══════

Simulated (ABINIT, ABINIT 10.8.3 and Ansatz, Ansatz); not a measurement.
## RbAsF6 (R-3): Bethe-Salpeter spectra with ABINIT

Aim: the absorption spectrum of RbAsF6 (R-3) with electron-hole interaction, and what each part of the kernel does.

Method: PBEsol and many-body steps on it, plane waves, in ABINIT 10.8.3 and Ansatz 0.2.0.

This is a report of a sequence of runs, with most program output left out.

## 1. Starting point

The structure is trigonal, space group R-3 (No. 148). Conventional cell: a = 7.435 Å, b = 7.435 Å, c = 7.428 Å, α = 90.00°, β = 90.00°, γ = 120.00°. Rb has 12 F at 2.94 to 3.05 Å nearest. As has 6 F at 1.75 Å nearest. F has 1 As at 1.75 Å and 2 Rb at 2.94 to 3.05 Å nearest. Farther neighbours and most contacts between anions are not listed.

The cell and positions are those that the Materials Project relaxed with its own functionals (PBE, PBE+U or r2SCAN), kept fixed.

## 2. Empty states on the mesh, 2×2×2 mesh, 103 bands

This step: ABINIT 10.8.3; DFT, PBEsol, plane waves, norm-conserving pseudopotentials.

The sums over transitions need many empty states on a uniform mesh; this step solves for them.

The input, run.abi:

══════

*Activity*.
Return only the lines between the one holding "## 2. Empty" and the one holding "The sums over", inclusive, exactly as they appear above.

*Worked solution*.
## 2. Empty states on the mesh, 2×2×2 mesh, 103 bands

This step: ABINIT 10.8.3; DFT, PBEsol, plane waves, norm-conserving pseudopotentials.

The sums over transitions need many empty states on a uniform mesh; this step solves for them.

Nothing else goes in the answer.